Work task:
Give the data again exactly, stopping after the "spin multiplicity 1." line.

Records supplied:
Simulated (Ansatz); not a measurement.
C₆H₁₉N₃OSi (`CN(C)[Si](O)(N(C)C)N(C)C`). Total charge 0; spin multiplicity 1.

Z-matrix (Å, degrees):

Exercise solution:
Simulated (Ansatz); not a measurement.
C₆H₁₉N₃OSi (`CN(C)[Si](O)(N(C)C)N(C)C`). Total charge 0; spin multiplicity 1.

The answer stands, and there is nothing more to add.